Task item →
Please return all of the material exactly, with no line missing.

Raw data →
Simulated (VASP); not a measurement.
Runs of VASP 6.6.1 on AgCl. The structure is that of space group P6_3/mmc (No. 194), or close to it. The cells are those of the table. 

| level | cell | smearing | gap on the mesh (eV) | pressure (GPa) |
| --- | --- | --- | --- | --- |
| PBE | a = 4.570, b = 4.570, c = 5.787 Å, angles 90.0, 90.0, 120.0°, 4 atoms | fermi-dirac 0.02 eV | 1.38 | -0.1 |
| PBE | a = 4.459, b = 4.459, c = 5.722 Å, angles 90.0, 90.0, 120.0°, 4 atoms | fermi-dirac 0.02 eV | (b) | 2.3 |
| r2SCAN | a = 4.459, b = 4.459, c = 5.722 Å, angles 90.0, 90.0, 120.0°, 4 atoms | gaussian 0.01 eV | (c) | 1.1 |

Task response →
Simulated (VASP); not a measurement.
Runs of VASP 6.6.1 on AgCl. The structure is that of space group P6_3/mmc (No. 194), or close to it. The cells are those of the table. 

| level | cell | smearing | gap on the mesh (eV) | pressure (GPa) |
| --- | --- | --- | --- | --- |
| PBE | a = 4.570, b = 4.570, c = 5.787 Å, angles 90.0, 90.0, 120.0°, 4 atoms | fermi-dirac 0.02 eV | 1.38 | -0.1 |
| PBE | a = 4.459, b = 4.459, c = 5.722 Å, angles 90.0, 90.0, 120.0°, 4 atoms | fermi-dirac 0.02 eV | (b) | 2.3 |
| r2SCAN | a = 4.459, b = 4.459, c = 5.722 Å, angles 90.0, 90.0, 120.0°, 4 atoms | gaussian 0.01 eV | (c) | 1.1 |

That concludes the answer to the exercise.